• • • •
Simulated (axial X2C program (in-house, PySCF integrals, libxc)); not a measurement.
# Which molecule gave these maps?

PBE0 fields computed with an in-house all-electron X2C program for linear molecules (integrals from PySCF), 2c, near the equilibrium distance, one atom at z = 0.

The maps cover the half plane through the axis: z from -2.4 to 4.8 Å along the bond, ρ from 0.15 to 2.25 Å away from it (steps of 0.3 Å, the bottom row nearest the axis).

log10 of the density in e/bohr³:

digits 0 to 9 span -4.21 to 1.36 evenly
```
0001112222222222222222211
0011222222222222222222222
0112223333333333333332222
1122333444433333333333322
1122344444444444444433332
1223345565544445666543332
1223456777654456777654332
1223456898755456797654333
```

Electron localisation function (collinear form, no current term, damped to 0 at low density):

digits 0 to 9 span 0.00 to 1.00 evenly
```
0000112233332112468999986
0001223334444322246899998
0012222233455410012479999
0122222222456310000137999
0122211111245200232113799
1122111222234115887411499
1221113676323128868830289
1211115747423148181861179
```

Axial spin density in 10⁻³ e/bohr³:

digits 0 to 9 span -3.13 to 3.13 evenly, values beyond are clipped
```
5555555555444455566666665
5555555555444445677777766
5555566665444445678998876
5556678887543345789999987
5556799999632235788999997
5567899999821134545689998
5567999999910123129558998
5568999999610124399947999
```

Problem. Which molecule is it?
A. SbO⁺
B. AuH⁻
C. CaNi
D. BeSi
• • • •

*Required action:*
Please give back only the lines between the first line of the entries and the line with "PBE0 fields computed", both ends included, word for word.

*Written answer:*
Simulated (axial X2C program (in-house, PySCF integrals, libxc)); not a measurement.
# Which molecule gave these maps?

PBE0 fields computed with an in-house all-electron X2C program for linear molecules (integrals from PySCF), 2c, near the equilibrium distance, one atom at z = 0.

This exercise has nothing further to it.